--------------------
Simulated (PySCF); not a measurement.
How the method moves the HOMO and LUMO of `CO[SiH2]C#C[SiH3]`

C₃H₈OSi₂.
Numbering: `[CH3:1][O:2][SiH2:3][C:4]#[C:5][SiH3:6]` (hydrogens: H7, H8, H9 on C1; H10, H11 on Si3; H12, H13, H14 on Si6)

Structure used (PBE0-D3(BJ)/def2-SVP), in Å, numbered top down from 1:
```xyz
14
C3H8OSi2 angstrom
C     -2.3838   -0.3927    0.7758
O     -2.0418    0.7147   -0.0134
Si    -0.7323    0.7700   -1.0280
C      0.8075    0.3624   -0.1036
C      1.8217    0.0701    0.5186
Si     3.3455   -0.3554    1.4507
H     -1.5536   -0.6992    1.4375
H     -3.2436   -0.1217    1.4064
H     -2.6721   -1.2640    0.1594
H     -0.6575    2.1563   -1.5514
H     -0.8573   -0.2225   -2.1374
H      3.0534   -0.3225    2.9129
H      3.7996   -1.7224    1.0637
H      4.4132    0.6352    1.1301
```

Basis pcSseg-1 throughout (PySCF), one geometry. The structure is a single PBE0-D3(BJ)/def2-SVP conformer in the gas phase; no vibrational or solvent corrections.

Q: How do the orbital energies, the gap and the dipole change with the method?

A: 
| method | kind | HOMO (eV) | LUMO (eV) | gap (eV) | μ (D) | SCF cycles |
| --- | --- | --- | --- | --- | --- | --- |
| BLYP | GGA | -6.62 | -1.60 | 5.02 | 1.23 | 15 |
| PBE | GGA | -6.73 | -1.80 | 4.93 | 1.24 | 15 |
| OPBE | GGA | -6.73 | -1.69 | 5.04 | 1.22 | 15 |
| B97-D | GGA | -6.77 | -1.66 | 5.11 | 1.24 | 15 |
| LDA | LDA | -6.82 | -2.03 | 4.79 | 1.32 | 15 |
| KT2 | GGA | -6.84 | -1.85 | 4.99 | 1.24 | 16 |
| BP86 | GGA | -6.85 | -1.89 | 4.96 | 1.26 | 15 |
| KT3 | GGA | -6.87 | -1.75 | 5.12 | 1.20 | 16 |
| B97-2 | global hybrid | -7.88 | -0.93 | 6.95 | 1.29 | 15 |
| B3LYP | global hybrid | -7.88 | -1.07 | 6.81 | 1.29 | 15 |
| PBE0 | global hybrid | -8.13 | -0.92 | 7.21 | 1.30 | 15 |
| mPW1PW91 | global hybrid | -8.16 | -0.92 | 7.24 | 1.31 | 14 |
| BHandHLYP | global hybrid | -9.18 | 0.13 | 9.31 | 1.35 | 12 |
--------------------

## Brief
Copy every line of the data above, beginning with the first and ending with the line that contains "H14 on Si6)", and give nothing more.

## Task output
Simulated (PySCF); not a measurement.
How the method moves the HOMO and LUMO of `CO[SiH2]C#C[SiH3]`

C₃H₈OSi₂.
Numbering: `[CH3:1][O:2][SiH2:3][C:4]#[C:5][SiH3:6]` (hydrogens: H7, H8, H9 on C1; H10, H11 on Si3; H12, H13, H14 on Si6)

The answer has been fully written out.